(INFORMATION PROVIDED)

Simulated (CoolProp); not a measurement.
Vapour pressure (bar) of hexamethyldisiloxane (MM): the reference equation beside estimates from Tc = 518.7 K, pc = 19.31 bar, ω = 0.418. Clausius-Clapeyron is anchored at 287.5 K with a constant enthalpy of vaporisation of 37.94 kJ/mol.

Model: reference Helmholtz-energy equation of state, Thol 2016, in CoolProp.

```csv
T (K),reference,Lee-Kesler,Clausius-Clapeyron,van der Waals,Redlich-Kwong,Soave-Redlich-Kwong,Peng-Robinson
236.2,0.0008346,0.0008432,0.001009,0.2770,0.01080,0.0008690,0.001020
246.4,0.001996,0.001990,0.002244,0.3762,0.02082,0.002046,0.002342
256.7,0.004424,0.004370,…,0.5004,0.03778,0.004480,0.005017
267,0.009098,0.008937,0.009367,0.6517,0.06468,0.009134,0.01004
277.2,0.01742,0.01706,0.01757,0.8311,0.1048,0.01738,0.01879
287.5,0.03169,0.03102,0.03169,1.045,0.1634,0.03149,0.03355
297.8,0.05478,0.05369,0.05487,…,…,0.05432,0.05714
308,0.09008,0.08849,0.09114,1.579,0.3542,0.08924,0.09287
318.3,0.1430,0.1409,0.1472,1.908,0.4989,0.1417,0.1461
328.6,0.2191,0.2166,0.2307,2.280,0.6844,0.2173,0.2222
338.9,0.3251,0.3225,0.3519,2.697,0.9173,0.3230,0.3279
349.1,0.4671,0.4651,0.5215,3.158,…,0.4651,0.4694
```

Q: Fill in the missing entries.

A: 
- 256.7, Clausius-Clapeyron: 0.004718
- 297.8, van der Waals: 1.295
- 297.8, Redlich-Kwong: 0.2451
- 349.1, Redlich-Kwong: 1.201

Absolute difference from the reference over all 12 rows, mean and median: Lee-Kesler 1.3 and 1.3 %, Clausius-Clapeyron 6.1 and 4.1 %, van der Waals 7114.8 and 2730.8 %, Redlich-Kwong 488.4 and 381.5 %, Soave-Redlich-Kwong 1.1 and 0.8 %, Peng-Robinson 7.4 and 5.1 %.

(End INFORMATION PROVIDED)

§ **REQUIRED ACTION**
When you reach the line containing "Vapour pressure (bar)" in the data above, start copying exactly, and stop after the line containing "Model: reference Helmholtz-energy".

§ **PROBLEM SOLUTION**
Vapour pressure (bar) of hexamethyldisiloxane (MM): the reference equation beside estimates from Tc = 518.7 K, pc = 19.31 bar, ω = 0.418. Clausius-Clapeyron is anchored at 287.5 K with a constant enthalpy of vaporisation of 37.94 kJ/mol.

Model: reference Helmholtz-energy equation of state, Thol 2016, in CoolProp.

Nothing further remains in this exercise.